→ **Action item**:
After the line containing "(μB) | 0.28 |", write nothing more; before it, reproduce every line of the material below exactly, starting with the first.

→ **Given data**:
=== Begin Enclosure ===

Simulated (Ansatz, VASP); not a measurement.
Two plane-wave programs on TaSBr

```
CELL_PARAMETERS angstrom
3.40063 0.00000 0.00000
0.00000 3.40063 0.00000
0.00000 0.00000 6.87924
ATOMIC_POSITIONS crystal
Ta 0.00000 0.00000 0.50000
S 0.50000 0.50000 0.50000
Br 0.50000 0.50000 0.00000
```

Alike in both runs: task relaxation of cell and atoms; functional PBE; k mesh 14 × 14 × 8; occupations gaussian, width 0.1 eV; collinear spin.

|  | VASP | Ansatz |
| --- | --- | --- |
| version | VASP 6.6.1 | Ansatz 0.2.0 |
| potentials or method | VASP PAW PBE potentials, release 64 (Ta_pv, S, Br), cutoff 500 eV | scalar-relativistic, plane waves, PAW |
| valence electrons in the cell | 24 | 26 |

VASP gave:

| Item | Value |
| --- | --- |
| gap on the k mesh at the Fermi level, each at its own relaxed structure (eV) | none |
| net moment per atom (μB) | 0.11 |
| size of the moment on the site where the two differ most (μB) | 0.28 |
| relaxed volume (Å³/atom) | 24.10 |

=== End Enclosure ===

→ **Answer box**:
Simulated (Ansatz, VASP); not a measurement.
Two plane-wave programs on TaSBr

```
CELL_PARAMETERS angstrom
3.40063 0.00000 0.00000
0.00000 3.40063 0.00000
0.00000 0.00000 6.87924
ATOMIC_POSITIONS crystal
Ta 0.00000 0.00000 0.50000
S 0.50000 0.50000 0.50000
Br 0.50000 0.50000 0.00000
```

Alike in both runs: task relaxation of cell and atoms; functional PBE; k mesh 14 × 14 × 8; occupations gaussian, width 0.1 eV; collinear spin.

|  | VASP | Ansatz |
| --- | --- | --- |
| version | VASP 6.6.1 | Ansatz 0.2.0 |
| potentials or method | VASP PAW PBE potentials, release 64 (Ta_pv, S, Br), cutoff 500 eV | scalar-relativistic, plane waves, PAW |
| valence electrons in the cell | 24 | 26 |

VASP gave:

| Item | Value |
| --- | --- |
| gap on the k mesh at the Fermi level, each at its own relaxed structure (eV) | none |
| net moment per atom (μB) | 0.11 |
| size of the moment on the site where the two differ most (μB) | 0.28 |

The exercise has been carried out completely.